☆ ☆ ☆

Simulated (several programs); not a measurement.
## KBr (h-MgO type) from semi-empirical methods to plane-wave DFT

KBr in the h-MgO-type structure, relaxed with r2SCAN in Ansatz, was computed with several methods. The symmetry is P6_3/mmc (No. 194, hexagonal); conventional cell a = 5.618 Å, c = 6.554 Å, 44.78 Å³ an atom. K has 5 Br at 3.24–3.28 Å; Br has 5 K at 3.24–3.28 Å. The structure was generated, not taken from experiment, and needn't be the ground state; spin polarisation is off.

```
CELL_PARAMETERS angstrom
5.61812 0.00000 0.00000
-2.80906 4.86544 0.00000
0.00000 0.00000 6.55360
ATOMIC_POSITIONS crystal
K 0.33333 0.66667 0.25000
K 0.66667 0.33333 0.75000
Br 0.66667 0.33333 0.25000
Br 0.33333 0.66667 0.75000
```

☆ ☆ ☆

Work item: Set down the listing above exactly, line for line.

Written answer:
Simulated (several programs); not a measurement.
## KBr (h-MgO type) from semi-empirical methods to plane-wave DFT

KBr in the h-MgO-type structure, relaxed with r2SCAN in Ansatz, was computed with several methods. The symmetry is P6_3/mmc (No. 194, hexagonal); conventional cell a = 5.618 Å, c = 6.554 Å, 44.78 Å³ an atom. K has 5 Br at 3.24–3.28 Å; Br has 5 K at 3.24–3.28 Å. The structure was generated, not taken from experiment, and needn't be the ground state; spin polarisation is off.

```
CELL_PARAMETERS angstrom
5.61812 0.00000 0.00000
-2.80906 4.86544 0.00000
0.00000 0.00000 6.55360
ATOMIC_POSITIONS crystal
K 0.33333 0.66667 0.25000
K 0.66667 0.33333 0.75000
Br 0.66667 0.33333 0.25000
Br 0.33333 0.66667 0.75000
```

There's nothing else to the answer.